- [WORK REQUEST]: Output the records exactly. Include every line.

- [DATA UNDER STUDY]:
/---
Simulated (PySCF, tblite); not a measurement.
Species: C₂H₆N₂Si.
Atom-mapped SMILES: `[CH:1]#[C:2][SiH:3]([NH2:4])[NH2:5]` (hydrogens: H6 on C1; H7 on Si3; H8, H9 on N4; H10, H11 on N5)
\---

- [WRITTEN RESPONSE]:
Simulated (PySCF, tblite); not a measurement.
Species: C₂H₆N₂Si.
Atom-mapped SMILES: `[CH:1]#[C:2][SiH:3]([NH2:4])[NH2:5]` (hydrogens: H6 on C1; H7 on Si3; H8, H9 on N4; H10, H11 on N5)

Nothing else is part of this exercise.